WORK INSTRUCTION: Can you quote, word for word, every line from the first line of the records below through the line containing "Spin states of", and nothing else?

________

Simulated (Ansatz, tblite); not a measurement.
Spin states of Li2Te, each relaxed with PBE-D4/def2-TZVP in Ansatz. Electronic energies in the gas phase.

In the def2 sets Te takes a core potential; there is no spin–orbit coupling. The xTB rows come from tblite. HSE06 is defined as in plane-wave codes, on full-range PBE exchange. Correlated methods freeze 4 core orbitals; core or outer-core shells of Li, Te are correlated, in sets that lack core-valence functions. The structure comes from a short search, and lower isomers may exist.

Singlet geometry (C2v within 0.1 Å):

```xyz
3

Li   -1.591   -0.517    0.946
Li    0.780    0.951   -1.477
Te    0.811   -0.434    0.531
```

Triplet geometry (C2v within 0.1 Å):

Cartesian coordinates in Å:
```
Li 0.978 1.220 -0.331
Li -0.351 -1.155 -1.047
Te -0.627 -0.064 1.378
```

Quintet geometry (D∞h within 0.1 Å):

________

TASK ANSWER:
Simulated (Ansatz, tblite); not a measurement.
Spin states of Li2Te, each relaxed with PBE-D4/def2-TZVP in Ansatz. Electronic energies in the gas phase.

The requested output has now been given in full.